Work item: In the listing below, locate the line that contains "All values: wB97X-D/def2-SVPD" and the line that contains "-175°, Si3–S4–C5–C6 -9°". Restate word for word those two lines and every line between them, and nothing else.

++++ Material shown ++++

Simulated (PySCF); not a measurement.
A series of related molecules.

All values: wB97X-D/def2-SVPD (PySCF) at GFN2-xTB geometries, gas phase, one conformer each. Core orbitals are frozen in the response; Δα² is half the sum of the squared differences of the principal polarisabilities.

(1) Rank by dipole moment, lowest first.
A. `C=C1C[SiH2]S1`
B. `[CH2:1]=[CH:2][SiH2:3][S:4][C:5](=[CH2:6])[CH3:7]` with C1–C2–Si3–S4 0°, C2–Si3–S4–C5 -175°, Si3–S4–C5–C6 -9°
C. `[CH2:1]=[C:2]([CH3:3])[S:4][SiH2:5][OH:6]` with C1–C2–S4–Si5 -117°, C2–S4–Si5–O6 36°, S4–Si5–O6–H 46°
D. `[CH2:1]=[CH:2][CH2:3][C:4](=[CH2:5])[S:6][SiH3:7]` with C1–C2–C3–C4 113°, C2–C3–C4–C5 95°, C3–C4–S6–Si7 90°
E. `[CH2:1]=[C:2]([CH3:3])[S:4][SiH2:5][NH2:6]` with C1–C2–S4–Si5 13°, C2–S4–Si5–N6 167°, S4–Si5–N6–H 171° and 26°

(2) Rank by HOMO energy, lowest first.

++++

Solution:
All values: wB97X-D/def2-SVPD (PySCF) at GFN2-xTB geometries, gas phase, one conformer each. Core orbitals are frozen in the response; Δα² is half the sum of the squared differences of the principal polarisabilities.

(1) Rank by dipole moment, lowest first.
A. `C=C1C[SiH2]S1`
B. `[CH2:1]=[CH:2][SiH2:3][S:4][C:5](=[CH2:6])[CH3:7]` with C1–C2–Si3–S4 0°, C2–Si3–S4–C5 -175°, Si3–S4–C5–C6 -9°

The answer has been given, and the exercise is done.